· · · · · · ·
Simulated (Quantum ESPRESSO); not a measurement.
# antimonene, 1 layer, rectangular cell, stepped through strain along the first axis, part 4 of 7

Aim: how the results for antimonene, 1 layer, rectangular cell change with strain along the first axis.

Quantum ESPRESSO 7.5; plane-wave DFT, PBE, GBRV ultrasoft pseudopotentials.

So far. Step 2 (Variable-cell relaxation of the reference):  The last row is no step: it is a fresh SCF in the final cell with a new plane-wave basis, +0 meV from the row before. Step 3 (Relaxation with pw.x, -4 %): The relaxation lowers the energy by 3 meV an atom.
· · · · · · ·

Assigned task: Once the records end, copy them all again exactly.

Task answer:
Simulated (Quantum ESPRESSO); not a measurement.
# antimonene, 1 layer, rectangular cell, stepped through strain along the first axis, part 4 of 7

Aim: how the results for antimonene, 1 layer, rectangular cell change with strain along the first axis.

Quantum ESPRESSO 7.5; plane-wave DFT, PBE, GBRV ultrasoft pseudopotentials.

So far. Step 2 (Variable-cell relaxation of the reference):  The last row is no step: it is a fresh SCF in the final cell with a new plane-wave basis, +0 meV from the row before. Step 3 (Relaxation with pw.x, -4 %): The relaxation lowers the energy by 3 meV an atom.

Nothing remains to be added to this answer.